> Data:
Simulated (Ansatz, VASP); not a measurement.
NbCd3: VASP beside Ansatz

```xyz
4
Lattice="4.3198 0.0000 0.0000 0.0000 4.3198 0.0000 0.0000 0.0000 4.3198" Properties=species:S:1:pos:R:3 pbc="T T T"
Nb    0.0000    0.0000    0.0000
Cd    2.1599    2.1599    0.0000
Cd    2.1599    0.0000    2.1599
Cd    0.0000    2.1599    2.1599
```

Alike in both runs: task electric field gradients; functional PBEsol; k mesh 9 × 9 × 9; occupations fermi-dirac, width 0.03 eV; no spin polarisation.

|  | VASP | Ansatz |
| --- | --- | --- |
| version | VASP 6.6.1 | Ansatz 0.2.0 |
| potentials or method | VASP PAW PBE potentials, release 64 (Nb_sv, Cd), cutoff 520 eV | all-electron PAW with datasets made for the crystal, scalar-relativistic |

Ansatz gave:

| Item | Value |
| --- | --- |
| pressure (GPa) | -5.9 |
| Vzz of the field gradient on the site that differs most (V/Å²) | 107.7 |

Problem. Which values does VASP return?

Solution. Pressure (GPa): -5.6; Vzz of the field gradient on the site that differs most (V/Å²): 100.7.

> Brief:
Every entry above should be retyped exactly as shown.

> Answer space:
Simulated (Ansatz, VASP); not a measurement.
NbCd3: VASP beside Ansatz

```xyz
4
Lattice="4.3198 0.0000 0.0000 0.0000 4.3198 0.0000 0.0000 0.0000 4.3198" Properties=species:S:1:pos:R:3 pbc="T T T"
Nb    0.0000    0.0000    0.0000
Cd    2.1599    2.1599    0.0000
Cd    2.1599    0.0000    2.1599
Cd    0.0000    2.1599    2.1599
```

Alike in both runs: task electric field gradients; functional PBEsol; k mesh 9 × 9 × 9; occupations fermi-dirac, width 0.03 eV; no spin polarisation.

|  | VASP | Ansatz |
| --- | --- | --- |
| version | VASP 6.6.1 | Ansatz 0.2.0 |
| potentials or method | VASP PAW PBE potentials, release 64 (Nb_sv, Cd), cutoff 520 eV | all-electron PAW with datasets made for the crystal, scalar-relativistic |

Ansatz gave:

| Item | Value |
| --- | --- |
| pressure (GPa) | -5.9 |
| Vzz of the field gradient on the site that differs most (V/Å²) | 107.7 |

Problem. Which values does VASP return?

Solution. Pressure (GPa): -5.6; Vzz of the field gradient on the site that differs most (V/Å²): 100.7.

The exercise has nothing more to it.